== Data records ==
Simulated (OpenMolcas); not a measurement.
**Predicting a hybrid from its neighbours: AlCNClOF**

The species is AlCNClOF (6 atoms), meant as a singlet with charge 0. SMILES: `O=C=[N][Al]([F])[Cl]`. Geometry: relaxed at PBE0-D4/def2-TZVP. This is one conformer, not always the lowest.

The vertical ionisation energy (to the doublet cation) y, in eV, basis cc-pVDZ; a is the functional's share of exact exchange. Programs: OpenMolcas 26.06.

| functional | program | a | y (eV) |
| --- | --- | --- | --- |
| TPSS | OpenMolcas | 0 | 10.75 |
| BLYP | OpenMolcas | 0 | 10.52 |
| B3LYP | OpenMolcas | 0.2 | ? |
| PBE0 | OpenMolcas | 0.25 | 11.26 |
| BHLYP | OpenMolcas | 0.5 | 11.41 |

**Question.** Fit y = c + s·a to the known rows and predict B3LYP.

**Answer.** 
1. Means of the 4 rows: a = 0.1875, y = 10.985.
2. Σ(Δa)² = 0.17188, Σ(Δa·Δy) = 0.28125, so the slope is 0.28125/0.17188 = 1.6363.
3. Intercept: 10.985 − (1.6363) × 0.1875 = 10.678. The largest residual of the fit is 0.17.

== Work item ==
Could you return, word for word, only the lines running from the first line of the material above to the line that contains "2. Σ(Δa)² = 0.17188, Σ(Δa·Δy)", inclusive?

== Exercise response ==
Simulated (OpenMolcas); not a measurement.
**Predicting a hybrid from its neighbours: AlCNClOF**

The species is AlCNClOF (6 atoms), meant as a singlet with charge 0. SMILES: `O=C=[N][Al]([F])[Cl]`. Geometry: relaxed at PBE0-D4/def2-TZVP. This is one conformer, not always the lowest.

The vertical ionisation energy (to the doublet cation) y, in eV, basis cc-pVDZ; a is the functional's share of exact exchange. Programs: OpenMolcas 26.06.

| functional | program | a | y (eV) |
| --- | --- | --- | --- |
| TPSS | OpenMolcas | 0 | 10.75 |
| BLYP | OpenMolcas | 0 | 10.52 |
| B3LYP | OpenMolcas | 0.2 | ? |
| PBE0 | OpenMolcas | 0.25 | 11.26 |
| BHLYP | OpenMolcas | 0.5 | 11.41 |

**Question.** Fit y = c + s·a to the known rows and predict B3LYP.

**Answer.** 
1. Means of the 4 rows: a = 0.1875, y = 10.985.
2. Σ(Δa)² = 0.17188, Σ(Δa·Δy) = 0.28125, so the slope is 0.28125/0.17188 = 1.6363.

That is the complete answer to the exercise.